* **Required action**: Please copy every record exactly as it is written.

■ ■ ■ ■ ■ ■ ■

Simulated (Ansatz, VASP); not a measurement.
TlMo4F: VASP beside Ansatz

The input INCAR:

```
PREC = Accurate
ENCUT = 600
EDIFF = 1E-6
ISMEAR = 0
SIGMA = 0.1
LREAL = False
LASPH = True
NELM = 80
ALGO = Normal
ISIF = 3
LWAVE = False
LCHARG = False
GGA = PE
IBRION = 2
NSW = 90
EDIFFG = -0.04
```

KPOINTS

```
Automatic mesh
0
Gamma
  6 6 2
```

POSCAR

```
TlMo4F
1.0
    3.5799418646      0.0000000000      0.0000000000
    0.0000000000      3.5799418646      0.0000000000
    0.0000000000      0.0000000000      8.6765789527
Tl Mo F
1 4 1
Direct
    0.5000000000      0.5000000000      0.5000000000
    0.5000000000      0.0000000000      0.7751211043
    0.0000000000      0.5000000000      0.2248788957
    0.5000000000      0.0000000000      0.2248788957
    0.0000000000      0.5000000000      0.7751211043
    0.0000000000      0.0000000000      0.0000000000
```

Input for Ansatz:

■ ■ ■ ■ ■ ■ ■

* **Written solution**:
Simulated (Ansatz, VASP); not a measurement.
TlMo4F: VASP beside Ansatz

The input INCAR:

```
PREC = Accurate
ENCUT = 600
EDIFF = 1E-6
ISMEAR = 0
SIGMA = 0.1
LREAL = False
LASPH = True
NELM = 80
ALGO = Normal
ISIF = 3
LWAVE = False
LCHARG = False
GGA = PE
IBRION = 2
NSW = 90
EDIFFG = -0.04
```

KPOINTS

```
Automatic mesh
0
Gamma
  6 6 2
```

POSCAR

```
TlMo4F
1.0
    3.5799418646      0.0000000000      0.0000000000
    0.0000000000      3.5799418646      0.0000000000
    0.0000000000      0.0000000000      8.6765789527
Tl Mo F
1 4 1
Direct
    0.5000000000      0.5000000000      0.5000000000
    0.5000000000      0.0000000000      0.7751211043
    0.0000000000      0.5000000000      0.2248788957
    0.5000000000      0.0000000000      0.2248788957
    0.0000000000      0.5000000000      0.7751211043
    0.0000000000      0.0000000000      0.0000000000
```

Input for Ansatz:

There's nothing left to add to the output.